ACTION ITEM:
From the first line of the entries below, reproduce everything exactly through the line with "## (1) The cell of the first run", and nothing more.

EXTRACTED MATERIAL:
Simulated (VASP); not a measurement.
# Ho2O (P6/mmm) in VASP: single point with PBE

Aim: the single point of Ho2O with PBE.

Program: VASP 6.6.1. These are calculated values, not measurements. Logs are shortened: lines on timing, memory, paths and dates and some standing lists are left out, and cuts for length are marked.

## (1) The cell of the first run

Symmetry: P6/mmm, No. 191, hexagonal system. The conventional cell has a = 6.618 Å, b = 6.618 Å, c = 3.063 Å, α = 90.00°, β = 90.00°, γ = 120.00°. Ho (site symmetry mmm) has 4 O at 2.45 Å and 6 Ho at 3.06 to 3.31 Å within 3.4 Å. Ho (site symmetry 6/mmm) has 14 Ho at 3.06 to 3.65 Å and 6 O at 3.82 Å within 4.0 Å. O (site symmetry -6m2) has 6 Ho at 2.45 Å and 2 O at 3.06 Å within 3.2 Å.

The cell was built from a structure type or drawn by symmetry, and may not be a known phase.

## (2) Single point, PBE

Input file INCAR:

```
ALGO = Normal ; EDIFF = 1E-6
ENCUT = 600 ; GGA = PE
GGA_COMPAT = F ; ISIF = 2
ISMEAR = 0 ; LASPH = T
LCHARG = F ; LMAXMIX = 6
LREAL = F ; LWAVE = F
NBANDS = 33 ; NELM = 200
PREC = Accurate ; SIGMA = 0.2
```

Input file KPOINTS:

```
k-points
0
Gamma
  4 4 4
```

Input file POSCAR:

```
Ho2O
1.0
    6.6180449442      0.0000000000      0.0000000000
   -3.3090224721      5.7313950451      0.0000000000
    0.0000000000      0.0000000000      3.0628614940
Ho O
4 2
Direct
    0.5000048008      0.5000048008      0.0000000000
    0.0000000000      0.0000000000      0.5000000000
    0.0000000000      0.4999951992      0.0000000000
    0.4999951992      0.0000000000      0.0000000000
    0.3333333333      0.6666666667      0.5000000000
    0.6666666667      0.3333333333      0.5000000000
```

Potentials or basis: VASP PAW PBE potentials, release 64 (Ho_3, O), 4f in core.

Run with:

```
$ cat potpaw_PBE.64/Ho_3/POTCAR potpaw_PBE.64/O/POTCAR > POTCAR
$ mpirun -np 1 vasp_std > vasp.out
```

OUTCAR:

TASK OUTPUT:
Simulated (VASP); not a measurement.
# Ho2O (P6/mmm) in VASP: single point with PBE

Aim: the single point of Ho2O with PBE.

Program: VASP 6.6.1. These are calculated values, not measurements. Logs are shortened: lines on timing, memory, paths and dates and some standing lists are left out, and cuts for length are marked.

## (1) The cell of the first run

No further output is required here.